------------------------

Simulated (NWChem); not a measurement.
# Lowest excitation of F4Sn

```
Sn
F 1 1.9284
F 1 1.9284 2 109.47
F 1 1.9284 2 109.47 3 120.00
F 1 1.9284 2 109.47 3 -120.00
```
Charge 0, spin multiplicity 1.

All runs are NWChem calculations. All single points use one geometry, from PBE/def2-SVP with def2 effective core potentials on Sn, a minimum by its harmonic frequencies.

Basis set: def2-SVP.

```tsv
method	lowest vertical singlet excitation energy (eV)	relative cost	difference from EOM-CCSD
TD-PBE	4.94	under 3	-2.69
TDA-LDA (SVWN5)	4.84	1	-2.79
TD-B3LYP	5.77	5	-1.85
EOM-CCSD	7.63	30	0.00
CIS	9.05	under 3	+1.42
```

------------------------

**Required action**
The complete data is to be transcribed verbatim.

**Task result**
Simulated (NWChem); not a measurement.
# Lowest excitation of F4Sn

```
Sn
F 1 1.9284
F 1 1.9284 2 109.47
F 1 1.9284 2 109.47 3 120.00
F 1 1.9284 2 109.47 3 -120.00
```
Charge 0, spin multiplicity 1.

All runs are NWChem calculations. All single points use one geometry, from PBE/def2-SVP with def2 effective core potentials on Sn, a minimum by its harmonic frequencies.

Basis set: def2-SVP.

```tsv
method	lowest vertical singlet excitation energy (eV)	relative cost	difference from EOM-CCSD
TD-PBE	4.94	under 3	-2.69
TDA-LDA (SVWN5)	4.84	1	-2.79
TD-B3LYP	5.77	5	-1.85
EOM-CCSD	7.63	30	0.00
CIS	9.05	under 3	+1.42
```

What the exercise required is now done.